=== ASSIGNED TASK ===
In the entries below, the lines from the one with "At the start: pressure" through the one with "Task: How do" are to be copied exactly; both ends count.

=== DATASET ENTRIES ===

- - - - - - -

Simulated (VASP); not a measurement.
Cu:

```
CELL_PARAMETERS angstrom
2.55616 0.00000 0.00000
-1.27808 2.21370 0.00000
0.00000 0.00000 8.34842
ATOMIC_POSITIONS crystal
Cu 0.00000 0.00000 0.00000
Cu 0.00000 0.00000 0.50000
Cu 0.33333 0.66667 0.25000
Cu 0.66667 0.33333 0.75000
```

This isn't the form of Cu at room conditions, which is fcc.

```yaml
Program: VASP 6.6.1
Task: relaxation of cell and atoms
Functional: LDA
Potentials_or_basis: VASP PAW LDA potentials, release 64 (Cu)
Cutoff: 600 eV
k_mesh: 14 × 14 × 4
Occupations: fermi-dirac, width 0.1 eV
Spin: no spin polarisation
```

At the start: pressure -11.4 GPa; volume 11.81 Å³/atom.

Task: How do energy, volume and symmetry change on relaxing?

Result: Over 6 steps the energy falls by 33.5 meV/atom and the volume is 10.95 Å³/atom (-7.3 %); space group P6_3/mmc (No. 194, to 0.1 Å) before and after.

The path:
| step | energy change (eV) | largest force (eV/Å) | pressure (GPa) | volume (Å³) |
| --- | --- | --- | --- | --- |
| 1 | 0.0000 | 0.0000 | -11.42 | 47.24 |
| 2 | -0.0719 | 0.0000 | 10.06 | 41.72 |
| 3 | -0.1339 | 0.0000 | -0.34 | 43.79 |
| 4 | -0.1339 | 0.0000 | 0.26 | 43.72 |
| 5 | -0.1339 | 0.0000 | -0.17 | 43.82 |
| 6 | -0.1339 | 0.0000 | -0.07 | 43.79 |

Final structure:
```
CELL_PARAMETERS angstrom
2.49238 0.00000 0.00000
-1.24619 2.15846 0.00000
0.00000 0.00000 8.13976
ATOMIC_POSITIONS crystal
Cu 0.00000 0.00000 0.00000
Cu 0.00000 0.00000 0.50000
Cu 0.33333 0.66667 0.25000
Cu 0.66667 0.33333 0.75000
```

- - - - - - -

=== RESPONSE BOX ===
At the start: pressure -11.4 GPa; volume 11.81 Å³/atom.

Task: How do energy, volume and symmetry change on relaxing?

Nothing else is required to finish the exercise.